▶ _WORK ITEM_:
The lines from the top of the listing through the one containing "- Largest force: 0.021 eV/Å" are to be retyped exactly, with no other lines.

-------- PROVIDED INFORMATION

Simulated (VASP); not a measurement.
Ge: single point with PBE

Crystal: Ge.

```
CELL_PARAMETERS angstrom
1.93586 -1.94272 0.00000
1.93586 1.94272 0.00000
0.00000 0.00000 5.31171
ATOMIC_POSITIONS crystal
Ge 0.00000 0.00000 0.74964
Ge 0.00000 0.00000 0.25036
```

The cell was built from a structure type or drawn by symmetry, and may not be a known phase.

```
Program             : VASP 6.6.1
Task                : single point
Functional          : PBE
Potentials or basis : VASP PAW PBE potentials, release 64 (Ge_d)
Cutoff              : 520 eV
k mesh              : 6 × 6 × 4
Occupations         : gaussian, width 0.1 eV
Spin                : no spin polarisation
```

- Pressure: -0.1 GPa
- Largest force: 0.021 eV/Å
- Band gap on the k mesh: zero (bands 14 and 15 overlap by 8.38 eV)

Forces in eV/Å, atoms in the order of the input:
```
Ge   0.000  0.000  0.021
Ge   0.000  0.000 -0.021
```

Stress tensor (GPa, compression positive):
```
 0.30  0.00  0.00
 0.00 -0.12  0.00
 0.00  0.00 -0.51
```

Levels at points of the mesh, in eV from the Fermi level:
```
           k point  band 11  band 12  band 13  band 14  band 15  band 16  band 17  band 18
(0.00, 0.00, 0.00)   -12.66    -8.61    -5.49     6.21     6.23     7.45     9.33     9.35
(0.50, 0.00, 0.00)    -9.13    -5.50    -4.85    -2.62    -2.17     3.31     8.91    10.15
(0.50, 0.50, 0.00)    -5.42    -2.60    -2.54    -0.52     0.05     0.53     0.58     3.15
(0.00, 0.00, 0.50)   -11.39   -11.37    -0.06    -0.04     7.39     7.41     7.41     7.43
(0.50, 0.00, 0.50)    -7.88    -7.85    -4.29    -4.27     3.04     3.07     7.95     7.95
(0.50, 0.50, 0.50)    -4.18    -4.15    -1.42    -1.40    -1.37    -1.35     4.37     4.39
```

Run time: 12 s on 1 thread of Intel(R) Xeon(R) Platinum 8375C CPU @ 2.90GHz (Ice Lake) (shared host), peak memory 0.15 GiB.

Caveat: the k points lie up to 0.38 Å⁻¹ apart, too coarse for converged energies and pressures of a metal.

----------------

▶ _EXPECTED ANSWER_:
Simulated (VASP); not a measurement.
Ge: single point with PBE

Crystal: Ge.

```
CELL_PARAMETERS angstrom
1.93586 -1.94272 0.00000
1.93586 1.94272 0.00000
0.00000 0.00000 5.31171
ATOMIC_POSITIONS crystal
Ge 0.00000 0.00000 0.74964
Ge 0.00000 0.00000 0.25036
```

The cell was built from a structure type or drawn by symmetry, and may not be a known phase.

```
Program             : VASP 6.6.1
Task                : single point
Functional          : PBE
Potentials or basis : VASP PAW PBE potentials, release 64 (Ge_d)
Cutoff              : 520 eV
k mesh              : 6 × 6 × 4
Occupations         : gaussian, width 0.1 eV
Spin                : no spin polarisation
```

- Pressure: -0.1 GPa
- Largest force: 0.021 eV/Å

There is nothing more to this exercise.